_Provided material_
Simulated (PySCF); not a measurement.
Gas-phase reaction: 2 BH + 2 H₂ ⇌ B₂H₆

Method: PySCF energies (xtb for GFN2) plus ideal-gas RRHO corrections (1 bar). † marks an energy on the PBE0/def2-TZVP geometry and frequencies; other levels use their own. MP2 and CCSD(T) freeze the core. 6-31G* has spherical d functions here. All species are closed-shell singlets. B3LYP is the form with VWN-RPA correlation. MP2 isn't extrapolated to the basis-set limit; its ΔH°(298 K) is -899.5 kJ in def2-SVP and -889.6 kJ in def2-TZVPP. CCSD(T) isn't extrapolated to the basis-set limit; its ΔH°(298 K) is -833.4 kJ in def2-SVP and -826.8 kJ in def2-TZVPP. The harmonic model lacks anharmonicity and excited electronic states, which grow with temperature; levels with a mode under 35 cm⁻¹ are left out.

_Required action_
Repeat the listing above in full, word for word.

_Solution_
Simulated (PySCF); not a measurement.
Gas-phase reaction: 2 BH + 2 H₂ ⇌ B₂H₆

Method: PySCF energies (xtb for GFN2) plus ideal-gas RRHO corrections (1 bar). † marks an energy on the PBE0/def2-TZVP geometry and frequencies; other levels use their own. MP2 and CCSD(T) freeze the core. 6-31G* has spherical d functions here. All species are closed-shell singlets. B3LYP is the form with VWN-RPA correlation. MP2 isn't extrapolated to the basis-set limit; its ΔH°(298 K) is -899.5 kJ in def2-SVP and -889.6 kJ in def2-TZVPP. CCSD(T) isn't extrapolated to the basis-set limit; its ΔH°(298 K) is -833.4 kJ in def2-SVP and -826.8 kJ in def2-TZVPP. The harmonic model lacks anharmonicity and excited electronic states, which grow with temperature; levels with a mode under 35 cm⁻¹ are left out.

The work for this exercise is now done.